# WORK TASK
Please restate, exactly as written, the lines running from the beginning of the material through the line that has "This is the" in it.

# SUPPLIED MATERIAL
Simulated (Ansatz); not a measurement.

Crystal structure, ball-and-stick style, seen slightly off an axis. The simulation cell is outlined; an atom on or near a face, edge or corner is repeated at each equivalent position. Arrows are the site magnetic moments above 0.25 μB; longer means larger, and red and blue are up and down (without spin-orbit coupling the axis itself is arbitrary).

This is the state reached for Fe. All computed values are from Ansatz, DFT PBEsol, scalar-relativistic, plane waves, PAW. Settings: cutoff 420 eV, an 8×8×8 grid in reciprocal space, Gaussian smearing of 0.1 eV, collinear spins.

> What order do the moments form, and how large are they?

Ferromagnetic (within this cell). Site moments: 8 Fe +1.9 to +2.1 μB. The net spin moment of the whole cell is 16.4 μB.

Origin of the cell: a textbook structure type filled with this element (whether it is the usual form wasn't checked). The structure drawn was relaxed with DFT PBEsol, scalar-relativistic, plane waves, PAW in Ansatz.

# ANSWER SPACE
Simulated (Ansatz); not a measurement.

Crystal structure, ball-and-stick style, seen slightly off an axis. The simulation cell is outlined; an atom on or near a face, edge or corner is repeated at each equivalent position. Arrows are the site magnetic moments above 0.25 μB; longer means larger, and red and blue are up and down (without spin-orbit coupling the axis itself is arbitrary).

This is the state reached for Fe. All computed values are from Ansatz, DFT PBEsol, scalar-relativistic, plane waves, PAW. Settings: cutoff 420 eV, an 8×8×8 grid in reciprocal space, Gaussian smearing of 0.1 eV, collinear spins.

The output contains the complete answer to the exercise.